- [Data section]
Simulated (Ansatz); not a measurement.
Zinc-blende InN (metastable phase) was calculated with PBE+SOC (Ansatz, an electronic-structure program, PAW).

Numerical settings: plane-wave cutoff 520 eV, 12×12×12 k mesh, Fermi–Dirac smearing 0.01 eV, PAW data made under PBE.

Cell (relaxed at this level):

- [Action item]
Retype all of the records above, word for word.

- [Exercise output]
Simulated (Ansatz); not a measurement.
Zinc-blende InN (metastable phase) was calculated with PBE+SOC (Ansatz, an electronic-structure program, PAW).

Numerical settings: plane-wave cutoff 520 eV, 12×12×12 k mesh, Fermi–Dirac smearing 0.01 eV, PAW data made under PBE.

Cell (relaxed at this level):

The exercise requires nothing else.